> [WORK TASK]
Give the lines of the material verbatim, from the first line to the line with "- CPU time: 99 s", including both.

==================================================

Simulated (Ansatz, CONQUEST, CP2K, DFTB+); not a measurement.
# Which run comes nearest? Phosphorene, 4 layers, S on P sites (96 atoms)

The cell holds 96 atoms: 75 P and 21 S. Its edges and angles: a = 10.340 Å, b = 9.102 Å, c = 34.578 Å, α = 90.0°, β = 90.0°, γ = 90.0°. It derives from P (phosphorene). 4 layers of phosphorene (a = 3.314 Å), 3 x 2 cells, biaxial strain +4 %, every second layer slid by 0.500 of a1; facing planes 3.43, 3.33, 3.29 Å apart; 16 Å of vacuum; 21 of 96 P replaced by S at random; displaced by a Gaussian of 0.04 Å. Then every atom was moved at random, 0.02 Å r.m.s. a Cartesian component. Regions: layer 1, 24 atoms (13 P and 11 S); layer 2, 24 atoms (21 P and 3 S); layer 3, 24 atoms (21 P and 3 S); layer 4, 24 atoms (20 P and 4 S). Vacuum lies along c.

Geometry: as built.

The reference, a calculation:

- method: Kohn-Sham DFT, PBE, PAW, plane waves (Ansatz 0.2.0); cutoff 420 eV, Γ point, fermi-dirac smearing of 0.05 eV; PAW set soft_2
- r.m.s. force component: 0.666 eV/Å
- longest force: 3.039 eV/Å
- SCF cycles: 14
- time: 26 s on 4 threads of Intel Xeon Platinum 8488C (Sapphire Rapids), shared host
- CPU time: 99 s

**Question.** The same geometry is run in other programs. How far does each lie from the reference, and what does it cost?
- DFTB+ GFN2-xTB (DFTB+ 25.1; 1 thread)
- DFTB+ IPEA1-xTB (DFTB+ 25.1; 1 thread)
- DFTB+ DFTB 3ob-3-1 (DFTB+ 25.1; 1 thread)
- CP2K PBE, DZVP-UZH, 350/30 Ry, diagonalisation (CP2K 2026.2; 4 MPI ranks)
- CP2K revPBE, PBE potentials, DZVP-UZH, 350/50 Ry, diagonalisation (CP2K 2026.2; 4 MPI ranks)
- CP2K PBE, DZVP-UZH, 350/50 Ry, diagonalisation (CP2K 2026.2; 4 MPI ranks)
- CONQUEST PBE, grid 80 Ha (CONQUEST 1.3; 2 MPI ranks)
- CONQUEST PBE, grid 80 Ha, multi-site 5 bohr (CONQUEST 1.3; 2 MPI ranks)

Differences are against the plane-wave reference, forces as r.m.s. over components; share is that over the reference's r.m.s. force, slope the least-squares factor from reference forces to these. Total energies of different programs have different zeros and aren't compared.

==================================================

> [TASK RESPONSE]
Simulated (Ansatz, CONQUEST, CP2K, DFTB+); not a measurement.
# Which run comes nearest? Phosphorene, 4 layers, S on P sites (96 atoms)

The cell holds 96 atoms: 75 P and 21 S. Its edges and angles: a = 10.340 Å, b = 9.102 Å, c = 34.578 Å, α = 90.0°, β = 90.0°, γ = 90.0°. It derives from P (phosphorene). 4 layers of phosphorene (a = 3.314 Å), 3 x 2 cells, biaxial strain +4 %, every second layer slid by 0.500 of a1; facing planes 3.43, 3.33, 3.29 Å apart; 16 Å of vacuum; 21 of 96 P replaced by S at random; displaced by a Gaussian of 0.04 Å. Then every atom was moved at random, 0.02 Å r.m.s. a Cartesian component. Regions: layer 1, 24 atoms (13 P and 11 S); layer 2, 24 atoms (21 P and 3 S); layer 3, 24 atoms (21 P and 3 S); layer 4, 24 atoms (20 P and 4 S). Vacuum lies along c.

Geometry: as built.

The reference, a calculation:

- method: Kohn-Sham DFT, PBE, PAW, plane waves (Ansatz 0.2.0); cutoff 420 eV, Γ point, fermi-dirac smearing of 0.05 eV; PAW set soft_2
- r.m.s. force component: 0.666 eV/Å
- longest force: 3.039 eV/Å
- SCF cycles: 14
- time: 26 s on 4 threads of Intel Xeon Platinum 8488C (Sapphire Rapids), shared host
- CPU time: 99 s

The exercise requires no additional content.